◆ **GIVEN RECORDS**
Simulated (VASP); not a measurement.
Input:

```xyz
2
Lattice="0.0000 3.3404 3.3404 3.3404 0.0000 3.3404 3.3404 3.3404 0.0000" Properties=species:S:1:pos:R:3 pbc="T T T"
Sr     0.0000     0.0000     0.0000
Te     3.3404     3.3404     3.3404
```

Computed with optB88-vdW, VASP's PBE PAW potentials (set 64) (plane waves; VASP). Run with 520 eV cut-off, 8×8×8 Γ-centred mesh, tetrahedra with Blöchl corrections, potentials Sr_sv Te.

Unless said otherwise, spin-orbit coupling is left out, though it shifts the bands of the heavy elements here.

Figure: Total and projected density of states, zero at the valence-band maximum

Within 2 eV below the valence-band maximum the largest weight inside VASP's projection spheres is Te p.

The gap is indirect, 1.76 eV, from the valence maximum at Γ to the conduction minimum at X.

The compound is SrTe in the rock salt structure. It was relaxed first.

◆ **ACTIVITY**
Using the data above, extract exactly the lines from the one that holds "Within 2 eV" to the one that holds "The gap is indirect, 1.76", both ends included, and no others.

◆ **RESULT**
Within 2 eV below the valence-band maximum the largest weight inside VASP's projection spheres is Te p.

The gap is indirect, 1.76 eV, from the valence maximum at Γ to the conduction minimum at X.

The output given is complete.